+++ Data records +++

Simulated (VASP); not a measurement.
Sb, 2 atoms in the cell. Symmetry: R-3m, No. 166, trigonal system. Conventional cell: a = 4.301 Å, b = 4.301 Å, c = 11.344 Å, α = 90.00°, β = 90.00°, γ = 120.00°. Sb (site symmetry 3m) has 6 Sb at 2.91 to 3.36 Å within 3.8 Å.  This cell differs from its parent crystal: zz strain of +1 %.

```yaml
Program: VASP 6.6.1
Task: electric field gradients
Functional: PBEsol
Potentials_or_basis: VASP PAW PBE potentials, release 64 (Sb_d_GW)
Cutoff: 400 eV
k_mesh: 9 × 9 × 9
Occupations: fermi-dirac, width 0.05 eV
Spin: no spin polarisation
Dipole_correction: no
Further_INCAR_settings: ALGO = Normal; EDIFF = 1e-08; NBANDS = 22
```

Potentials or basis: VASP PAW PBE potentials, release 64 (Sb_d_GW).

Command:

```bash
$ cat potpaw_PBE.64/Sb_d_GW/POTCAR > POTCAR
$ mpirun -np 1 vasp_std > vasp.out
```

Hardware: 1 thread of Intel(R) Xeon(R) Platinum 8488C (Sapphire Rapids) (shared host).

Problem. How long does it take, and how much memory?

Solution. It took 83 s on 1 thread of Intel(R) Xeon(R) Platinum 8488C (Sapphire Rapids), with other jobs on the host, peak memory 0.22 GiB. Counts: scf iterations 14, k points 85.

+++

Required action: Ending with the line containing "Problem. How long", please print exactly the lines of the material above from its first line onward, and nothing else.

Exercise result:
Simulated (VASP); not a measurement.
Sb, 2 atoms in the cell. Symmetry: R-3m, No. 166, trigonal system. Conventional cell: a = 4.301 Å, b = 4.301 Å, c = 11.344 Å, α = 90.00°, β = 90.00°, γ = 120.00°. Sb (site symmetry 3m) has 6 Sb at 2.91 to 3.36 Å within 3.8 Å.  This cell differs from its parent crystal: zz strain of +1 %.

```yaml
Program: VASP 6.6.1
Task: electric field gradients
Functional: PBEsol
Potentials_or_basis: VASP PAW PBE potentials, release 64 (Sb_d_GW)
Cutoff: 400 eV
k_mesh: 9 × 9 × 9
Occupations: fermi-dirac, width 0.05 eV
Spin: no spin polarisation
Dipole_correction: no
Further_INCAR_settings: ALGO = Normal; EDIFF = 1e-08; NBANDS = 22
```

Potentials or basis: VASP PAW PBE potentials, release 64 (Sb_d_GW).

Command:

```bash
$ cat potpaw_PBE.64/Sb_d_GW/POTCAR > POTCAR
$ mpirun -np 1 vasp_std > vasp.out
```

Hardware: 1 thread of Intel(R) Xeon(R) Platinum 8488C (Sapphire Rapids) (shared host).

Problem. How long does it take, and how much memory?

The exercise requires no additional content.